### EXTRACTED ENTRIES

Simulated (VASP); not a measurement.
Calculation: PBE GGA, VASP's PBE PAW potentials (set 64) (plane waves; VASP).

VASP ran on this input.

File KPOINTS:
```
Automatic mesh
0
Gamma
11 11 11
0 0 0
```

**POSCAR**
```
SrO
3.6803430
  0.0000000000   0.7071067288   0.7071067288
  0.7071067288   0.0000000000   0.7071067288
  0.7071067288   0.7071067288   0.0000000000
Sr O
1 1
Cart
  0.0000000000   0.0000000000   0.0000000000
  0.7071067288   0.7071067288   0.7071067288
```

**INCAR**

######

** WORK ORDER **
Repeat every record above exactly as it appears.

** EXERCISE OUTPUT **
Simulated (VASP); not a measurement.
Calculation: PBE GGA, VASP's PBE PAW potentials (set 64) (plane waves; VASP).

VASP ran on this input.

File KPOINTS:
```
Automatic mesh
0
Gamma
11 11 11
0 0 0
```

**POSCAR**
```
SrO
3.6803430
  0.0000000000   0.7071067288   0.7071067288
  0.7071067288   0.0000000000   0.7071067288
  0.7071067288   0.7071067288   0.0000000000
Sr O
1 1
Cart
  0.0000000000   0.0000000000   0.0000000000
  0.7071067288   0.7071067288   0.7071067288
```

**INCAR**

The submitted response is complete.